....................

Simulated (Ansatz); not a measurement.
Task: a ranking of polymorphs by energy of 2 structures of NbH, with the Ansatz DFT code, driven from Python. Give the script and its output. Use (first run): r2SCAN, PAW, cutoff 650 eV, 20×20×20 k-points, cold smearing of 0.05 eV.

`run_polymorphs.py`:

....................

Give the listing above again in full, exactly as written.

Simulated (Ansatz); not a measurement.
Task: a ranking of polymorphs by energy of 2 structures of NbH, with the Ansatz DFT code, driven from Python. Give the script and its output. Use (first run): r2SCAN, PAW, cutoff 650 eV, 20×20×20 k-points, cold smearing of 0.05 eV.

`run_polymorphs.py`:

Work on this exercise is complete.